→ Action item
Transcribe the listing from its top line through the line with "(1) Which molecule is it?". Keep it exact, both ends included, and add nothing.

→ Information provided
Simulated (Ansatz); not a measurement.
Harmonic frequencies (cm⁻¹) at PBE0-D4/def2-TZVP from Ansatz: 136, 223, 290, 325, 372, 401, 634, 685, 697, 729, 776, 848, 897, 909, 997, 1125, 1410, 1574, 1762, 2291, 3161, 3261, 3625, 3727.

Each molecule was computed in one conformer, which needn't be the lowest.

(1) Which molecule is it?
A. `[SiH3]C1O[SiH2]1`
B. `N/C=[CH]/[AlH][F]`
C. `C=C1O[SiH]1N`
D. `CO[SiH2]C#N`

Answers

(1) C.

→ Response box
Simulated (Ansatz); not a measurement.
Harmonic frequencies (cm⁻¹) at PBE0-D4/def2-TZVP from Ansatz: 136, 223, 290, 325, 372, 401, 634, 685, 697, 729, 776, 848, 897, 909, 997, 1125, 1410, 1574, 1762, 2291, 3161, 3261, 3625, 3727.

Each molecule was computed in one conformer, which needn't be the lowest.

(1) Which molecule is it?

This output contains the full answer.